Give back only the lines in the records below from the one with "-5.8 | -0.04 |" to the one with "2.18 | -0.001 |", both inclusive, word for word.

------------------------------------

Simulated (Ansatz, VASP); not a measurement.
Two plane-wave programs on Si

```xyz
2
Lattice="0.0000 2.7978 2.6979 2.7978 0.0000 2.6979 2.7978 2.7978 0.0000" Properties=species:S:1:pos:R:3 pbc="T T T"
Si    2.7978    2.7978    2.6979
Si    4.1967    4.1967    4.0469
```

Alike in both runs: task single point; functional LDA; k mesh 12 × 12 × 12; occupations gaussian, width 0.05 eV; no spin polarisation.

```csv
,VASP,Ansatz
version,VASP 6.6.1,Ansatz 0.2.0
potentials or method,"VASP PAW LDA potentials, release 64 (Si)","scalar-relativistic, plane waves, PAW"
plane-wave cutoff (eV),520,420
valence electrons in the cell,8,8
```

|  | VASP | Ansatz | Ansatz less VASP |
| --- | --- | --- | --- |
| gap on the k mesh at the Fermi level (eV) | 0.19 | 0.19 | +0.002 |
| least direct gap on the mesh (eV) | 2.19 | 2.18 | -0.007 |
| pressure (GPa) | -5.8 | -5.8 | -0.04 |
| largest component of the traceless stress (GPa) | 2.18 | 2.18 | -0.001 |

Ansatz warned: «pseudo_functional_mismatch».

------------------------------------

# EXERCISE OUTPUT:
| pressure (GPa) | -5.8 | -5.8 | -0.04 |
| largest component of the traceless stress (GPa) | 2.18 | 2.18 | -0.001 |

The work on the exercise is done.